Repeat the listing exactly, line by line.

* _Information supplied_:
######
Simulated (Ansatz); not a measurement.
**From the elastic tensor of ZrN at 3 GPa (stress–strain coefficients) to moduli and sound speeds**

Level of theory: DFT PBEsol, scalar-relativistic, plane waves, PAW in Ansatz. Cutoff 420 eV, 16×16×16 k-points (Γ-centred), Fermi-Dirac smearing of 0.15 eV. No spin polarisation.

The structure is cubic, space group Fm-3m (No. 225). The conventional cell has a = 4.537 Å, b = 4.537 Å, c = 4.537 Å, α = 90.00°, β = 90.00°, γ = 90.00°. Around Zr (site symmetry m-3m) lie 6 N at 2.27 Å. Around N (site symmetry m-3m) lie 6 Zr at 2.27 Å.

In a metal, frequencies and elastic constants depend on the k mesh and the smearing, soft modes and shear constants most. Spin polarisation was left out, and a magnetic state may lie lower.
######

* _Answer section_:
Simulated (Ansatz); not a measurement.
**From the elastic tensor of ZrN at 3 GPa (stress–strain coefficients) to moduli and sound speeds**

Level of theory: DFT PBEsol, scalar-relativistic, plane waves, PAW in Ansatz. Cutoff 420 eV, 16×16×16 k-points (Γ-centred), Fermi-Dirac smearing of 0.15 eV. No spin polarisation.

The structure is cubic, space group Fm-3m (No. 225). The conventional cell has a = 4.537 Å, b = 4.537 Å, c = 4.537 Å, α = 90.00°, β = 90.00°, γ = 90.00°. Around Zr (site symmetry m-3m) lie 6 N at 2.27 Å. Around N (site symmetry m-3m) lie 6 Zr at 2.27 Å.

In a metal, frequencies and elastic constants depend on the k mesh and the smearing, soft modes and shear constants most. Spin polarisation was left out, and a magnetic state may lie lower.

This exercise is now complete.